## WORK REQUEST
Transcribe the full listing so that each line reads as it does in the original.

## DATA SHOWN
....

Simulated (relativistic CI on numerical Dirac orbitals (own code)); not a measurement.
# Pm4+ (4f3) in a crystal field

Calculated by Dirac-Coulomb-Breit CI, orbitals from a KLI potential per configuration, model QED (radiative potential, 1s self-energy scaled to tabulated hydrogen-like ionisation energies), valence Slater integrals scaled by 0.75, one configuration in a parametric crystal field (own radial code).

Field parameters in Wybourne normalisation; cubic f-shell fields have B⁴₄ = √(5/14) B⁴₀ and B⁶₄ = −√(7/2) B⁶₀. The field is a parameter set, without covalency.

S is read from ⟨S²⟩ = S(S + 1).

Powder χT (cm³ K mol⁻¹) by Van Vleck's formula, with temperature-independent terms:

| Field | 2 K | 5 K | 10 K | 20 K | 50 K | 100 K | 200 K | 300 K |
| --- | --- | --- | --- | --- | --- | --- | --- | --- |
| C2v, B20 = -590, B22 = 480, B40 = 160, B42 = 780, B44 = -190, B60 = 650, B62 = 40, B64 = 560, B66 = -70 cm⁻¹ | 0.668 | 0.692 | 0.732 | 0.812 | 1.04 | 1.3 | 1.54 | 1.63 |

....

## EXERCISE ANSWER
Simulated (relativistic CI on numerical Dirac orbitals (own code)); not a measurement.
# Pm4+ (4f3) in a crystal field

Calculated by Dirac-Coulomb-Breit CI, orbitals from a KLI potential per configuration, model QED (radiative potential, 1s self-energy scaled to tabulated hydrogen-like ionisation energies), valence Slater integrals scaled by 0.75, one configuration in a parametric crystal field (own radial code).

Field parameters in Wybourne normalisation; cubic f-shell fields have B⁴₄ = √(5/14) B⁴₀ and B⁶₄ = −√(7/2) B⁶₀. The field is a parameter set, without covalency.

S is read from ⟨S²⟩ = S(S + 1).

Powder χT (cm³ K mol⁻¹) by Van Vleck's formula, with temperature-independent terms:

| Field | 2 K | 5 K | 10 K | 20 K | 50 K | 100 K | 200 K | 300 K |
| --- | --- | --- | --- | --- | --- | --- | --- | --- |
| C2v, B20 = -590, B22 = 480, B40 = 160, B42 = 780, B44 = -190, B60 = 650, B62 = 40, B64 = 560, B66 = -70 cm⁻¹ | 0.668 | 0.692 | 0.732 | 0.812 | 1.04 | 1.3 | 1.54 | 1.63 |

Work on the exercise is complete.